- - - -

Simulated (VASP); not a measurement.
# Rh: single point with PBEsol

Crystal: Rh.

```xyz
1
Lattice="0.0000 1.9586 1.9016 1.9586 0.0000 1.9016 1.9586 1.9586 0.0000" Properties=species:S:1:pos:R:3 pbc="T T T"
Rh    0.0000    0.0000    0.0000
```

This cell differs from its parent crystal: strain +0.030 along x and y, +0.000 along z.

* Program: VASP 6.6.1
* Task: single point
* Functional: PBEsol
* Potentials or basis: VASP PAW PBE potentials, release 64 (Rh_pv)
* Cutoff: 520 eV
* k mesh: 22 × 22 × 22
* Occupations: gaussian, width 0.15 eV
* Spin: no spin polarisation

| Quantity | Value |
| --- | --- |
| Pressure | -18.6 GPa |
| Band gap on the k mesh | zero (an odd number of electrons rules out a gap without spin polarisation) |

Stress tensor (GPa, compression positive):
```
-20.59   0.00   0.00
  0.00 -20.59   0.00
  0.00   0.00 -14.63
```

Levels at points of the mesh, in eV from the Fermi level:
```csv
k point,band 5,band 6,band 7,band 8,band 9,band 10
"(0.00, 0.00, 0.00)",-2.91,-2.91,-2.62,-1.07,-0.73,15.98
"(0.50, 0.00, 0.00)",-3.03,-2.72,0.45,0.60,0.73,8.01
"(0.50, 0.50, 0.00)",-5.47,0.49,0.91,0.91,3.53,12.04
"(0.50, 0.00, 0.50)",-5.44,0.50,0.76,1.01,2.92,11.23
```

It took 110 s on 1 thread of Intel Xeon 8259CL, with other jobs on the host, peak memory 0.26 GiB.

- - - -

## BRIEF
Copy out the full set of entries without altering anything.

## EXERCISE OUTPUT
Simulated (VASP); not a measurement.
# Rh: single point with PBEsol

Crystal: Rh.

```xyz
1
Lattice="0.0000 1.9586 1.9016 1.9586 0.0000 1.9016 1.9586 1.9586 0.0000" Properties=species:S:1:pos:R:3 pbc="T T T"
Rh    0.0000    0.0000    0.0000
```

This cell differs from its parent crystal: strain +0.030 along x and y, +0.000 along z.

* Program: VASP 6.6.1
* Task: single point
* Functional: PBEsol
* Potentials or basis: VASP PAW PBE potentials, release 64 (Rh_pv)
* Cutoff: 520 eV
* k mesh: 22 × 22 × 22
* Occupations: gaussian, width 0.15 eV
* Spin: no spin polarisation

| Quantity | Value |
| --- | --- |
| Pressure | -18.6 GPa |
| Band gap on the k mesh | zero (an odd number of electrons rules out a gap without spin polarisation) |

Stress tensor (GPa, compression positive):
```
-20.59   0.00   0.00
  0.00 -20.59   0.00
  0.00   0.00 -14.63
```

Levels at points of the mesh, in eV from the Fermi level:
```csv
k point,band 5,band 6,band 7,band 8,band 9,band 10
"(0.00, 0.00, 0.00)",-2.91,-2.91,-2.62,-1.07,-0.73,15.98
"(0.50, 0.00, 0.00)",-3.03,-2.72,0.45,0.60,0.73,8.01
"(0.50, 0.50, 0.00)",-5.47,0.49,0.91,0.91,3.53,12.04
"(0.50, 0.00, 0.50)",-5.44,0.50,0.76,1.01,2.92,11.23
```

It took 110 s on 1 thread of Intel Xeon 8259CL, with other jobs on the host, peak memory 0.26 GiB.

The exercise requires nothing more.